▸ **BRIEF**: Give back an exact copy of the lines from the start of the material through the line bearing "NBANDS = 9 |". Include both ends and nothing else.

==*==

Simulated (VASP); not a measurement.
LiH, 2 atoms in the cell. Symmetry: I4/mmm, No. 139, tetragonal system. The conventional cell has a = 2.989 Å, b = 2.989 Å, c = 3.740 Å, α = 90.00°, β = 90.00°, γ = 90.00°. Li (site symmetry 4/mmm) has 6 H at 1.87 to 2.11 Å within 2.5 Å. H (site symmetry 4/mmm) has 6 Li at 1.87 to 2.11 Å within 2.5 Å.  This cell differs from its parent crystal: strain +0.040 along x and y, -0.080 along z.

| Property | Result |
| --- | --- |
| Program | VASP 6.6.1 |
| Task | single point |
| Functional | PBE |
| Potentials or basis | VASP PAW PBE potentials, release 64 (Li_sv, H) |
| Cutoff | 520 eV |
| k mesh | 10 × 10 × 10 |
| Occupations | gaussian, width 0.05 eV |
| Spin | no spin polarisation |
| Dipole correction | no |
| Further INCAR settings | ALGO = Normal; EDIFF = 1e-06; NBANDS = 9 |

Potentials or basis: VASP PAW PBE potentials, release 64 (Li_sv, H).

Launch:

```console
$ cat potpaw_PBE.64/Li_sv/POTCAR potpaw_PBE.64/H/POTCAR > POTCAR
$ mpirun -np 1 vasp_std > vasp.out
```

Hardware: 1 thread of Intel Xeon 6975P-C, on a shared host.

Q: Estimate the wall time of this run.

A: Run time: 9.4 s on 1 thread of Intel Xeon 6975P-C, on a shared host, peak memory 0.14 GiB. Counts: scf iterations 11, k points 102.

==*==

▸ **SOLUTION**:
Simulated (VASP); not a measurement.
LiH, 2 atoms in the cell. Symmetry: I4/mmm, No. 139, tetragonal system. The conventional cell has a = 2.989 Å, b = 2.989 Å, c = 3.740 Å, α = 90.00°, β = 90.00°, γ = 90.00°. Li (site symmetry 4/mmm) has 6 H at 1.87 to 2.11 Å within 2.5 Å. H (site symmetry 4/mmm) has 6 Li at 1.87 to 2.11 Å within 2.5 Å.  This cell differs from its parent crystal: strain +0.040 along x and y, -0.080 along z.

| Property | Result |
| --- | --- |
| Program | VASP 6.6.1 |
| Task | single point |
| Functional | PBE |
| Potentials or basis | VASP PAW PBE potentials, release 64 (Li_sv, H) |
| Cutoff | 520 eV |
| k mesh | 10 × 10 × 10 |
| Occupations | gaussian, width 0.05 eV |
| Spin | no spin polarisation |
| Dipole correction | no |
| Further INCAR settings | ALGO = Normal; EDIFF = 1e-06; NBANDS = 9 |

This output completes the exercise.